+++ Stored data

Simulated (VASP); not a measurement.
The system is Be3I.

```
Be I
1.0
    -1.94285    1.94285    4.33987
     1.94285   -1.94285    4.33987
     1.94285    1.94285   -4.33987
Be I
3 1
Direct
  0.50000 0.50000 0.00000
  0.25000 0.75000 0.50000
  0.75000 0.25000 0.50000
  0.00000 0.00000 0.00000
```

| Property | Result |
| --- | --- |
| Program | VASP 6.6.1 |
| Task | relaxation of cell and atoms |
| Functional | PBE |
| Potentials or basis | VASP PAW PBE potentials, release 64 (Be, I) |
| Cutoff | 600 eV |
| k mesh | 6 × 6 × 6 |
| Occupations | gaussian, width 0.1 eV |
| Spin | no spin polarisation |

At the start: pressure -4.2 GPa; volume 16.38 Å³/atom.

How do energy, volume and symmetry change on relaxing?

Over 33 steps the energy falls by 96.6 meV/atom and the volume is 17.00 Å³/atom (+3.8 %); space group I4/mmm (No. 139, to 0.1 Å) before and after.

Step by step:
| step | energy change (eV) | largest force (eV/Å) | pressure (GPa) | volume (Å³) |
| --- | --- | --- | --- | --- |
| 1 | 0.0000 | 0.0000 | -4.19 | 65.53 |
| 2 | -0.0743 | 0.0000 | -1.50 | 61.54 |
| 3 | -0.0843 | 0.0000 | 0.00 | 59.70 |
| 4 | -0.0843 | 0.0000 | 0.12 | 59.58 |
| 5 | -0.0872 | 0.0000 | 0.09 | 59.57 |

++++++

Work request: Return all of the entries exactly as written.

Exercise output:
Simulated (VASP); not a measurement.
The system is Be3I.

```
Be I
1.0
    -1.94285    1.94285    4.33987
     1.94285   -1.94285    4.33987
     1.94285    1.94285   -4.33987
Be I
3 1
Direct
  0.50000 0.50000 0.00000
  0.25000 0.75000 0.50000
  0.75000 0.25000 0.50000
  0.00000 0.00000 0.00000
```

| Property | Result |
| --- | --- |
| Program | VASP 6.6.1 |
| Task | relaxation of cell and atoms |
| Functional | PBE |
| Potentials or basis | VASP PAW PBE potentials, release 64 (Be, I) |
| Cutoff | 600 eV |
| k mesh | 6 × 6 × 6 |
| Occupations | gaussian, width 0.1 eV |
| Spin | no spin polarisation |

At the start: pressure -4.2 GPa; volume 16.38 Å³/atom.

How do energy, volume and symmetry change on relaxing?

Over 33 steps the energy falls by 96.6 meV/atom and the volume is 17.00 Å³/atom (+3.8 %); space group I4/mmm (No. 139, to 0.1 Å) before and after.

Step by step:
| step | energy change (eV) | largest force (eV/Å) | pressure (GPa) | volume (Å³) |
| --- | --- | --- | --- | --- |
| 1 | 0.0000 | 0.0000 | -4.19 | 65.53 |
| 2 | -0.0743 | 0.0000 | -1.50 | 61.54 |
| 3 | -0.0843 | 0.0000 | 0.00 | 59.70 |
| 4 | -0.0843 | 0.0000 | 0.12 | 59.58 |
| 5 | -0.0872 | 0.0000 | 0.09 | 59.57 |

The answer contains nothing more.